#### Supplied data
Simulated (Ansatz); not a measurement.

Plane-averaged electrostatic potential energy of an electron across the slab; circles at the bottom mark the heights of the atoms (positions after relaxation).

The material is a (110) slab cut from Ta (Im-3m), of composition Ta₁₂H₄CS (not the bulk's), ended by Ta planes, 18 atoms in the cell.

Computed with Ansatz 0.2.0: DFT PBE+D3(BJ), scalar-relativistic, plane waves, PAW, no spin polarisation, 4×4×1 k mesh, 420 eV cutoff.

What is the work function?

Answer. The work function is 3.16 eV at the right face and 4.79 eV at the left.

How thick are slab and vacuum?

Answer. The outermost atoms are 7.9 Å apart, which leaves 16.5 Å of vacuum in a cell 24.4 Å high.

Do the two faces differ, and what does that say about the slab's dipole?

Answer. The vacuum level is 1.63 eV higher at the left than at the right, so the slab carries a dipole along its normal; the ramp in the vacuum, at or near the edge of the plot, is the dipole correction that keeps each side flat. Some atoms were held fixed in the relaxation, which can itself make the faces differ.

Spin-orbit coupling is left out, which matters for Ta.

#### Exercise
Reproduce, word for word and in full, only the lines above that start at the line with "How thick are slab and vacuum?" and run through the line with "Answer. The vacuum", both ends included.

#### Exercise result
How thick are slab and vacuum?

Answer. The outermost atoms are 7.9 Å apart, which leaves 16.5 Å of vacuum in a cell 24.4 Å high.

Do the two faces differ, and what does that say about the slab's dipole?

Answer. The vacuum level is 1.63 eV higher at the left than at the right, so the slab carries a dipole along its normal; the ramp in the vacuum, at or near the edge of the plot, is the dipole correction that keeps each side flat. Some atoms were held fixed in the relaxation, which can itself make the faces differ.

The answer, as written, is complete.